Required action → What's wanted is the full listing, reproduced exactly.

[Start of Attachment]

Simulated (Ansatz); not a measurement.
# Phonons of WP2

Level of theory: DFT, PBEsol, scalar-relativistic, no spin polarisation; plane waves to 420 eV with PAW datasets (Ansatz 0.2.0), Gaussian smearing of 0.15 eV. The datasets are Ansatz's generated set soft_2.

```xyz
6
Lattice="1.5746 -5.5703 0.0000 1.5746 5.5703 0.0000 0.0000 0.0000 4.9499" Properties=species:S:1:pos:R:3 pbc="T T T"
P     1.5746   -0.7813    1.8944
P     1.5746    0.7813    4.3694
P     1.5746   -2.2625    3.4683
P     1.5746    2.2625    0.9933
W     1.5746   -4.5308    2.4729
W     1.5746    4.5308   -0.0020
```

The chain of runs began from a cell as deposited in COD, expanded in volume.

[End of Attachment]

Exercise result →
Simulated (Ansatz); not a measurement.
# Phonons of WP2

Level of theory: DFT, PBEsol, scalar-relativistic, no spin polarisation; plane waves to 420 eV with PAW datasets (Ansatz 0.2.0), Gaussian smearing of 0.15 eV. The datasets are Ansatz's generated set soft_2.

```xyz
6
Lattice="1.5746 -5.5703 0.0000 1.5746 5.5703 0.0000 0.0000 0.0000 4.9499" Properties=species:S:1:pos:R:3 pbc="T T T"
P     1.5746   -0.7813    1.8944
P     1.5746    0.7813    4.3694
P     1.5746   -2.2625    3.4683
P     1.5746    2.2625    0.9933
W     1.5746   -4.5308    2.4729
W     1.5746    4.5308   -0.0020
```

The chain of runs began from a cell as deposited in COD, expanded in volume.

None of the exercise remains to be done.